§ WORK INSTRUCTION
Extract precisely the lines of the entries below, from the first line through the line containing "spin polarisation |".

*** Begin section ***

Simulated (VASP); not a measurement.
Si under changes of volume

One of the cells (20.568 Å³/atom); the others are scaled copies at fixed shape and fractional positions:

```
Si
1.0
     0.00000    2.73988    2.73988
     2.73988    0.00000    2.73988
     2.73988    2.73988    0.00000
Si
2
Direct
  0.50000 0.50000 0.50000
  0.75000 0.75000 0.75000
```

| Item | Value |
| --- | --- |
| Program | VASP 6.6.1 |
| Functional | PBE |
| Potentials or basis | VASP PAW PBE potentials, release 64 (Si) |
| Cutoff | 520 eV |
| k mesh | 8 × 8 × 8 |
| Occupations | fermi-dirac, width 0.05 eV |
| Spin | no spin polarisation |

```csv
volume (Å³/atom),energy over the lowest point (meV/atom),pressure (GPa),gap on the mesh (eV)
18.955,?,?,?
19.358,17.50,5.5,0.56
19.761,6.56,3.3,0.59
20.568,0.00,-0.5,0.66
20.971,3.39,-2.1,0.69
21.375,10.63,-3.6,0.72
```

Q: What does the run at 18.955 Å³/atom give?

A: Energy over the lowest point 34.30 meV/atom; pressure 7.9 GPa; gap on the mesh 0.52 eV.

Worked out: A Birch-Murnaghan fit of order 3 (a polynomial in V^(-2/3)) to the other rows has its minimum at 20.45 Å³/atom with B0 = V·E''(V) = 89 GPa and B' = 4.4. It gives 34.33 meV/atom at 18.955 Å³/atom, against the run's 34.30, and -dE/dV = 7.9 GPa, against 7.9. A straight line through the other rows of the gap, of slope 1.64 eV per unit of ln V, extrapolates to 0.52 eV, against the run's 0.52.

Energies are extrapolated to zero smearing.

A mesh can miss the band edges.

*** End section ***

§ EXERCISE RESPONSE
Simulated (VASP); not a measurement.
Si under changes of volume

One of the cells (20.568 Å³/atom); the others are scaled copies at fixed shape and fractional positions:

```
Si
1.0
     0.00000    2.73988    2.73988
     2.73988    0.00000    2.73988
     2.73988    2.73988    0.00000
Si
2
Direct
  0.50000 0.50000 0.50000
  0.75000 0.75000 0.75000
```

| Item | Value |
| --- | --- |
| Program | VASP 6.6.1 |
| Functional | PBE |
| Potentials or basis | VASP PAW PBE potentials, release 64 (Si) |
| Cutoff | 520 eV |
| k mesh | 8 × 8 × 8 |
| Occupations | fermi-dirac, width 0.05 eV |
| Spin | no spin polarisation |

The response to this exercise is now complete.